************

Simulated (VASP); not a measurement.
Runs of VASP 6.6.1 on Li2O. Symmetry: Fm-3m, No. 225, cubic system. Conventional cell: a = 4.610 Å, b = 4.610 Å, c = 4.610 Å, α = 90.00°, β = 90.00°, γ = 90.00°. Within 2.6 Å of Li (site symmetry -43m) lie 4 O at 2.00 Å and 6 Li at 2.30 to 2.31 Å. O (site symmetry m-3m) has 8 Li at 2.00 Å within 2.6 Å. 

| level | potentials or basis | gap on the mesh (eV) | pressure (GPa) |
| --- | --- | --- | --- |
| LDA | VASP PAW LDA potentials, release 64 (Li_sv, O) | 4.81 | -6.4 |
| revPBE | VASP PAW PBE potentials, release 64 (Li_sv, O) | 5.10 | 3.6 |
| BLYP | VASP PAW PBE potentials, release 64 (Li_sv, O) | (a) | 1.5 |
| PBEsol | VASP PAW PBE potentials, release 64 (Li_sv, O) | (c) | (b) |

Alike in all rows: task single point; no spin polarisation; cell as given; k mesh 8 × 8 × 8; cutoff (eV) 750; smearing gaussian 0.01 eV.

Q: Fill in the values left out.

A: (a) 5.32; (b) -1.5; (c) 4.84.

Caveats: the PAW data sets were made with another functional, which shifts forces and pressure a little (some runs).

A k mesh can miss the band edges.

************

TASK ITEM :: Out of the listing above, reproduce exactly the lines from the one with "(Li_sv, O) | (c) | (b) |" up to and including the one with "Caveats: the PAW".

RESPONSE BOX ::
| PBEsol | VASP PAW PBE potentials, release 64 (Li_sv, O) | (c) | (b) |

Alike in all rows: task single point; no spin polarisation; cell as given; k mesh 8 × 8 × 8; cutoff (eV) 750; smearing gaussian 0.01 eV.

Q: Fill in the values left out.

A: (a) 5.32; (b) -1.5; (c) 4.84.

Caveats: the PAW data sets were made with another functional, which shifts forces and pressure a little (some runs).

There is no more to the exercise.